[Work request]:
Could you print exactly the lines of the listing below, starting at the line that has "1. Means of" and ending at the line that has "The run gave", and only those lines?

(Material shown Opens)
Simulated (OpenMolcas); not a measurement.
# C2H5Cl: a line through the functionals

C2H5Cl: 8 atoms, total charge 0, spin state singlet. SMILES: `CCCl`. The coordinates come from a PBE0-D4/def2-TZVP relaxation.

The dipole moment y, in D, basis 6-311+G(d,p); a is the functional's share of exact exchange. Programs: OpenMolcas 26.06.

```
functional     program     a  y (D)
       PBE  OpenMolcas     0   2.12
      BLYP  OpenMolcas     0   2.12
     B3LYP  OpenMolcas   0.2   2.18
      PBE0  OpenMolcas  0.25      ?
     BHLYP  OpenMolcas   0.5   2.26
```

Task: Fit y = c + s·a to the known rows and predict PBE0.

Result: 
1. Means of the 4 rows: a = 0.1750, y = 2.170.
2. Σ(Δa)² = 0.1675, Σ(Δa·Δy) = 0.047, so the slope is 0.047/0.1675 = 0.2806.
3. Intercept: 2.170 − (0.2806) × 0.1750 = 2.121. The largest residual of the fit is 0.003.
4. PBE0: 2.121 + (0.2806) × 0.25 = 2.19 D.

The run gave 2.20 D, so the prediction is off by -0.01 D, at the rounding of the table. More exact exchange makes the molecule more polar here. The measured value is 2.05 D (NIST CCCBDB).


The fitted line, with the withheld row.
(Material shown Closes)

[Task response]:
1. Means of the 4 rows: a = 0.1750, y = 2.170.
2. Σ(Δa)² = 0.1675, Σ(Δa·Δy) = 0.047, so the slope is 0.047/0.1675 = 0.2806.
3. Intercept: 2.170 − (0.2806) × 0.1750 = 2.121. The largest residual of the fit is 0.003.
4. PBE0: 2.121 + (0.2806) × 0.25 = 2.19 D.

The run gave 2.20 D, so the prediction is off by -0.01 D, at the rounding of the table. More exact exchange makes the molecule more polar here. The measured value is 2.05 D (NIST CCCBDB).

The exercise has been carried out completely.